- **Work request**:
Repeat the entries that follow, exactly as they are written.

- **Records shown**:
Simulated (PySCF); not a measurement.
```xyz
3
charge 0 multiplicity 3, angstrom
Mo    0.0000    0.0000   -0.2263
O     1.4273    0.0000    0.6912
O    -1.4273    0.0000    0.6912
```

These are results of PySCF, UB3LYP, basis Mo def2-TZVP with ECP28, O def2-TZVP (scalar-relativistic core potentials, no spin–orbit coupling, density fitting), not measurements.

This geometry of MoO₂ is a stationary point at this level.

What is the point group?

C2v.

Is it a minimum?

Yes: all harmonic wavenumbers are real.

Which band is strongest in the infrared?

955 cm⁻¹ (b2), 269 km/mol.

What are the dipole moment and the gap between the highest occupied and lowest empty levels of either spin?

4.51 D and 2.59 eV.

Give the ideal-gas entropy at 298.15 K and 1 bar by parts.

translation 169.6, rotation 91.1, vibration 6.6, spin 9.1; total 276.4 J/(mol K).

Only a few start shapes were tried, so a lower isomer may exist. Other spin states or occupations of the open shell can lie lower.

- **Response**:
Simulated (PySCF); not a measurement.
```xyz
3
charge 0 multiplicity 3, angstrom
Mo    0.0000    0.0000   -0.2263
O     1.4273    0.0000    0.6912
O    -1.4273    0.0000    0.6912
```

These are results of PySCF, UB3LYP, basis Mo def2-TZVP with ECP28, O def2-TZVP (scalar-relativistic core potentials, no spin–orbit coupling, density fitting), not measurements.

This geometry of MoO₂ is a stationary point at this level.

What is the point group?

C2v.

Is it a minimum?

Yes: all harmonic wavenumbers are real.

Which band is strongest in the infrared?

955 cm⁻¹ (b2), 269 km/mol.

What are the dipole moment and the gap between the highest occupied and lowest empty levels of either spin?

4.51 D and 2.59 eV.

Give the ideal-gas entropy at 298.15 K and 1 bar by parts.

translation 169.6, rotation 91.1, vibration 6.6, spin 9.1; total 276.4 J/(mol K).

Only a few start shapes were tried, so a lower isomer may exist. Other spin states or occupations of the open shell can lie lower.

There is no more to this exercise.